Set down the lines of the data exactly, starting at the first and stopping after the line containing "A run on an".

**DATASET CONTENT**

Start of Block

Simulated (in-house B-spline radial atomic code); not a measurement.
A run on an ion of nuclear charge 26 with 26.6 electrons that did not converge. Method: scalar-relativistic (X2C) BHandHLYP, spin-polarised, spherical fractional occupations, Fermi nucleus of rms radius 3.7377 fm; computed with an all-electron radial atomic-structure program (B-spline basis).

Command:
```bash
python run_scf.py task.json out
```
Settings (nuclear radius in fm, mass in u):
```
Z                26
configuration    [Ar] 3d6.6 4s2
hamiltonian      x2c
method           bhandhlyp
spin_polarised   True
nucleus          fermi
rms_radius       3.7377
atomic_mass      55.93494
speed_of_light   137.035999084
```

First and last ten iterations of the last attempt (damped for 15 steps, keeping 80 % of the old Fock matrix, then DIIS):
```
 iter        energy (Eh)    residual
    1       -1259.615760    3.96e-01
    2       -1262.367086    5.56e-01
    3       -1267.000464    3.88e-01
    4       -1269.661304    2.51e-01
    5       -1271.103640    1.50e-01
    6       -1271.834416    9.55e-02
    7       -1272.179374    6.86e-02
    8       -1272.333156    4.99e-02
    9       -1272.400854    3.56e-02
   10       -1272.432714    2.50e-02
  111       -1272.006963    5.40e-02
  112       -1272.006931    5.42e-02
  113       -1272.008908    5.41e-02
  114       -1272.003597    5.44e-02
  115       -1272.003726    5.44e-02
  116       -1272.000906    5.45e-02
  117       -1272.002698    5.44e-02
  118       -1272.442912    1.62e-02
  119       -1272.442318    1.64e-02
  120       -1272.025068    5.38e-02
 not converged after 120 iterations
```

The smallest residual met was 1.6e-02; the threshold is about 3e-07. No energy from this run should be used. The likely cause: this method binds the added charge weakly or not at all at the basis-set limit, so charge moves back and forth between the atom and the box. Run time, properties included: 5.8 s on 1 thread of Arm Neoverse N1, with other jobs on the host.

End of Block

**WRITTEN REPLY**
Simulated (in-house B-spline radial atomic code); not a measurement.
A run on an ion of nuclear charge 26 with 26.6 electrons that did not converge. Method: scalar-relativistic (X2C) BHandHLYP, spin-polarised, spherical fractional occupations, Fermi nucleus of rms radius 3.7377 fm; computed with an all-electron radial atomic-structure program (B-spline basis).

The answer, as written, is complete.